Repeat only the lines running from the beginning of the material through the line that contains "A: The energy".

______

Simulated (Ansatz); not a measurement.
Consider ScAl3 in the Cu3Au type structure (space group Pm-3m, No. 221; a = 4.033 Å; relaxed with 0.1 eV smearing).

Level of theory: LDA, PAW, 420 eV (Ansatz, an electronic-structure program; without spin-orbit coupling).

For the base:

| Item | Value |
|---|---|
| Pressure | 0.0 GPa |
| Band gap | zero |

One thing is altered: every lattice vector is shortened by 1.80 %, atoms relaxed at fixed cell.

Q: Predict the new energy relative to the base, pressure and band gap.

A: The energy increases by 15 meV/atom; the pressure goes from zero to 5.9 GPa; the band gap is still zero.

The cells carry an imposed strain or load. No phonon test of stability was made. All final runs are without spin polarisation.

______

* **ANSWER SPACE**:
Simulated (Ansatz); not a measurement.
Consider ScAl3 in the Cu3Au type structure (space group Pm-3m, No. 221; a = 4.033 Å; relaxed with 0.1 eV smearing).

Level of theory: LDA, PAW, 420 eV (Ansatz, an electronic-structure program; without spin-orbit coupling).

For the base:

| Item | Value |
|---|---|
| Pressure | 0.0 GPa |
| Band gap | zero |

One thing is altered: every lattice vector is shortened by 1.80 %, atoms relaxed at fixed cell.

Q: Predict the new energy relative to the base, pressure and band gap.

A: The energy increases by 15 meV/atom; the pressure goes from zero to 5.9 GPa; the band gap is still zero.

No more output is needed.